# WORK REQUEST:
The reply should hold every record, copied exactly.

************
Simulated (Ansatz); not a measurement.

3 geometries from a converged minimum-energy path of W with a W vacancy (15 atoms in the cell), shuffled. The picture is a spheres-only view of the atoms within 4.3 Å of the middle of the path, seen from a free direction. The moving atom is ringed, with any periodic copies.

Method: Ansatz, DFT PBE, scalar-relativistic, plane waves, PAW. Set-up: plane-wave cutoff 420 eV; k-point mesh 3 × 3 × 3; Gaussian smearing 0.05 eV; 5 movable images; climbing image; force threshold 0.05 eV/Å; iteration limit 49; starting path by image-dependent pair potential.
************

# YOUR RESPONSE:
Simulated (Ansatz); not a measurement.

3 geometries from a converged minimum-energy path of W with a W vacancy (15 atoms in the cell), shuffled. The picture is a spheres-only view of the atoms within 4.3 Å of the middle of the path, seen from a free direction. The moving atom is ringed, with any periodic copies.

Method: Ansatz, DFT PBE, scalar-relativistic, plane waves, PAW. Set-up: plane-wave cutoff 420 eV; k-point mesh 3 × 3 × 3; Gaussian smearing 0.05 eV; 5 movable images; climbing image; force threshold 0.05 eV/Å; iteration limit 49; starting path by image-dependent pair potential.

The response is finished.